===============

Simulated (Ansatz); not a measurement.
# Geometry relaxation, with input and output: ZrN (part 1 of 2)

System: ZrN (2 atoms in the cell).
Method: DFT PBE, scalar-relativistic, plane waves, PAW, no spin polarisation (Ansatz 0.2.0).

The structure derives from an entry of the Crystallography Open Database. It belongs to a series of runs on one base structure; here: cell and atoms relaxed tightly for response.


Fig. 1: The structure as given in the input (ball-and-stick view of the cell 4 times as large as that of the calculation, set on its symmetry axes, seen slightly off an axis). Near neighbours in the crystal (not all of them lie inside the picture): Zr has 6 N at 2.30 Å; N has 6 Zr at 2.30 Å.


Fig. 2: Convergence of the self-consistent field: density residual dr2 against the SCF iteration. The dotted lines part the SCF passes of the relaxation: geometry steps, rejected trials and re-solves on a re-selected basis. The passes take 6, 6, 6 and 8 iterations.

===============

Exercise
Reproduce, please, every line of the records above without alteration.

Your response
Simulated (Ansatz); not a measurement.
# Geometry relaxation, with input and output: ZrN (part 1 of 2)

System: ZrN (2 atoms in the cell).
Method: DFT PBE, scalar-relativistic, plane waves, PAW, no spin polarisation (Ansatz 0.2.0).

The structure derives from an entry of the Crystallography Open Database. It belongs to a series of runs on one base structure; here: cell and atoms relaxed tightly for response.


Fig. 1: The structure as given in the input (ball-and-stick view of the cell 4 times as large as that of the calculation, set on its symmetry axes, seen slightly off an axis). Near neighbours in the crystal (not all of them lie inside the picture): Zr has 6 N at 2.30 Å; N has 6 Zr at 2.30 Å.


Fig. 2: Convergence of the self-consistent field: density residual dr2 against the SCF iteration. The dotted lines part the SCF passes of the relaxation: geometry steps, rejected trials and re-solves on a re-selected basis. The passes take 6, 6, 6 and 8 iterations.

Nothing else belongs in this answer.